EXCERPTED DATA
──────────────────────────────

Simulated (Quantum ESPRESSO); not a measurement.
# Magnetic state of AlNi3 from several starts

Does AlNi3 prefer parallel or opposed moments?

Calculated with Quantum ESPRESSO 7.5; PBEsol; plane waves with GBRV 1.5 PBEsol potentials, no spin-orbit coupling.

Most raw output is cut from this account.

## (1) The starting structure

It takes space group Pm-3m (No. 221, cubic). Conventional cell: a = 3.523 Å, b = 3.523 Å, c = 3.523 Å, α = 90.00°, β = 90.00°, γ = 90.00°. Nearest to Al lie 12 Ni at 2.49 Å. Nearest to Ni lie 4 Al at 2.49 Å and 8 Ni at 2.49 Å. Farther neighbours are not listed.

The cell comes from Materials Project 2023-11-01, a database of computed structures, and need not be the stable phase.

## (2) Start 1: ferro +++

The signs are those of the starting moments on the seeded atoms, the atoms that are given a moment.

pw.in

──────────────────────────────

WORK ITEM
In the listing above, the lines from the one containing "# Magnetic state of AlNi3 from several starts" through the one containing "## (1) The starting structure" must be set down exactly, with no other lines.

EXERCISE SOLUTION
# Magnetic state of AlNi3 from several starts

Does AlNi3 prefer parallel or opposed moments?

Calculated with Quantum ESPRESSO 7.5; PBEsol; plane waves with GBRV 1.5 PBEsol potentials, no spin-orbit coupling.

Most raw output is cut from this account.

## (1) The starting structure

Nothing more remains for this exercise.